WORK TASK
A word-for-word restatement of the full listing is required.

::: PROVIDED INFORMATION :::

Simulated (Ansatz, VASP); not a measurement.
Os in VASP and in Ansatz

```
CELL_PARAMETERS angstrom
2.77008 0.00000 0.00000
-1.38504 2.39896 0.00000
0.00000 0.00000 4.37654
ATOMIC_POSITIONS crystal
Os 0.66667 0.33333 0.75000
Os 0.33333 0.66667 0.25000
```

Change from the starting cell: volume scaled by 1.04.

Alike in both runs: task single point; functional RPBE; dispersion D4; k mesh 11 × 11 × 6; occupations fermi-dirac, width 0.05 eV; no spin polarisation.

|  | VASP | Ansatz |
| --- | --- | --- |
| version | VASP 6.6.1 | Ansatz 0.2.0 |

:::

TASK ANSWER
Simulated (Ansatz, VASP); not a measurement.
Os in VASP and in Ansatz

```
CELL_PARAMETERS angstrom
2.77008 0.00000 0.00000
-1.38504 2.39896 0.00000
0.00000 0.00000 4.37654
ATOMIC_POSITIONS crystal
Os 0.66667 0.33333 0.75000
Os 0.33333 0.66667 0.25000
```

Change from the starting cell: volume scaled by 1.04.

Alike in both runs: task single point; functional RPBE; dispersion D4; k mesh 11 × 11 × 6; occupations fermi-dirac, width 0.05 eV; no spin polarisation.

|  | VASP | Ansatz |
| --- | --- | --- |
| version | VASP 6.6.1 | Ansatz 0.2.0 |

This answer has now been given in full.